- - -

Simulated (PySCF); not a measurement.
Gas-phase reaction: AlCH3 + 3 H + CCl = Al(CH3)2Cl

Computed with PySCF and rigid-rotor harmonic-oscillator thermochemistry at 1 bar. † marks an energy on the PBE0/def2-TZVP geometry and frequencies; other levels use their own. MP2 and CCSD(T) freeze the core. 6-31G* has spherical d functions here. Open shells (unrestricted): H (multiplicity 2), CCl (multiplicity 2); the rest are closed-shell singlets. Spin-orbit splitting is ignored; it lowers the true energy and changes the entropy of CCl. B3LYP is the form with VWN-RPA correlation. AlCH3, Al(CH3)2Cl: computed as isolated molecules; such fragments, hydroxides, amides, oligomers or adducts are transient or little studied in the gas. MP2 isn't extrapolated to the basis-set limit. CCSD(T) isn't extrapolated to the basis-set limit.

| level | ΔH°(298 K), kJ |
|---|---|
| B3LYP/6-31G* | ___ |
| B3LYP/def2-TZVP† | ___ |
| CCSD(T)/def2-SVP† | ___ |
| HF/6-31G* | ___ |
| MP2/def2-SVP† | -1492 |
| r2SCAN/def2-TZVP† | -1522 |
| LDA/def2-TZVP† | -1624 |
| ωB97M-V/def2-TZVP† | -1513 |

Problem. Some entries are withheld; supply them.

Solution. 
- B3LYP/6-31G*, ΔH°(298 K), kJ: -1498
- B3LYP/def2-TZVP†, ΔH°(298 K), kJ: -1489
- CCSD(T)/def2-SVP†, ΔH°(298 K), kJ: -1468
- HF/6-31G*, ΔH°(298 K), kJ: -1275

- - -

| Task item |
Using the listing above, copy exactly the line that contains "ωB97M-V/def2-TZVP† | -1513 |", the line that contains "- CCSD(T)/def2-SVP†, ΔH°(298 K), kJ: -1468", and each line that falls between them.

| Task result |
| ωB97M-V/def2-TZVP† | -1513 |

Problem. Some entries are withheld; supply them.

Solution. 
- B3LYP/6-31G*, ΔH°(298 K), kJ: -1498
- B3LYP/def2-TZVP†, ΔH°(298 K), kJ: -1489
- CCSD(T)/def2-SVP†, ΔH°(298 K), kJ: -1468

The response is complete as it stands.